____ Information

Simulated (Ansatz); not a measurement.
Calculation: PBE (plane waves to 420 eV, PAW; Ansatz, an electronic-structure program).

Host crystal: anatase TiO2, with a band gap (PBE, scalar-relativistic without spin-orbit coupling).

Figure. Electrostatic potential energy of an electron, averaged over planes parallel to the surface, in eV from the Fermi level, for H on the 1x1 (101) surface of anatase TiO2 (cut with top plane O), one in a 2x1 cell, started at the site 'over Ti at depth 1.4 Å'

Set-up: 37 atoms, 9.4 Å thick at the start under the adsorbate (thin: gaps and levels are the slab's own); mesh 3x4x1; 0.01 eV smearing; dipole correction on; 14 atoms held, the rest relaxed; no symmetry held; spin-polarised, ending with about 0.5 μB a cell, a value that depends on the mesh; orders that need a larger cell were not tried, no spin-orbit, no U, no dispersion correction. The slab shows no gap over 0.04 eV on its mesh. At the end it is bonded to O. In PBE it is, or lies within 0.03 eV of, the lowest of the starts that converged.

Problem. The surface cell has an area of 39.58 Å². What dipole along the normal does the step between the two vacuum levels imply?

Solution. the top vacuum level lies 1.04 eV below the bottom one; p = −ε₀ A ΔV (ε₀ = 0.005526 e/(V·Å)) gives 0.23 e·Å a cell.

________

**Exercise:** Beginning with the first line of the entries, repeat each line exactly until you have reproduced the one containing "Set-up: 37 atoms, 9.4", and add nothing further.

**Exercise result:**
Simulated (Ansatz); not a measurement.
Calculation: PBE (plane waves to 420 eV, PAW; Ansatz, an electronic-structure program).

Host crystal: anatase TiO2, with a band gap (PBE, scalar-relativistic without spin-orbit coupling).

Figure. Electrostatic potential energy of an electron, averaged over planes parallel to the surface, in eV from the Fermi level, for H on the 1x1 (101) surface of anatase TiO2 (cut with top plane O), one in a 2x1 cell, started at the site 'over Ti at depth 1.4 Å'

Set-up: 37 atoms, 9.4 Å thick at the start under the adsorbate (thin: gaps and levels are the slab's own); mesh 3x4x1; 0.01 eV smearing; dipole correction on; 14 atoms held, the rest relaxed; no symmetry held; spin-polarised, ending with about 0.5 μB a cell, a value that depends on the mesh; orders that need a larger cell were not tried, no spin-orbit, no U, no dispersion correction. The slab shows no gap over 0.04 eV on its mesh. At the end it is bonded to O. In PBE it is, or lies within 0.03 eV of, the lowest of the starts that converged.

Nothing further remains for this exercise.